Records shown START

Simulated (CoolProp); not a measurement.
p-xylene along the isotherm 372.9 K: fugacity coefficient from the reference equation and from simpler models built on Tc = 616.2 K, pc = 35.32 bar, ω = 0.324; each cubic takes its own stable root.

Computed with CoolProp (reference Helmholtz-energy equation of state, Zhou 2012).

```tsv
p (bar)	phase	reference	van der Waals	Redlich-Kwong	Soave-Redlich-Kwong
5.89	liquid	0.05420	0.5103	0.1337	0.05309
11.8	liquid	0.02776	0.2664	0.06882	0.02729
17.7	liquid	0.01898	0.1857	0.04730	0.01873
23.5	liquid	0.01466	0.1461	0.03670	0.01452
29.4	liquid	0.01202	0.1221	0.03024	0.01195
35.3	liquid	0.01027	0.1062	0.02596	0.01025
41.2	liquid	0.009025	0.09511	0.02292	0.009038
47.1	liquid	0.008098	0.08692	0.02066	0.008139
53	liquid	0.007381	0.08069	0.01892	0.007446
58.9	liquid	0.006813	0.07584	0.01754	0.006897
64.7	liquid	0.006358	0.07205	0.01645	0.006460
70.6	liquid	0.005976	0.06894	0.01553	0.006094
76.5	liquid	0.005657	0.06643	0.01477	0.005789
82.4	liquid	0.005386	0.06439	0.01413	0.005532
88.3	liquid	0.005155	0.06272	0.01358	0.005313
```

Records shown END

## Work item
Set down each line exactly as it appears, starting at the top of the data and ending at the line containing "p-xylene along the", and include no other lines.

## Exercise result
Simulated (CoolProp); not a measurement.
p-xylene along the isotherm 372.9 K: fugacity coefficient from the reference equation and from simpler models built on Tc = 616.2 K, pc = 35.32 bar, ω = 0.324; each cubic takes its own stable root.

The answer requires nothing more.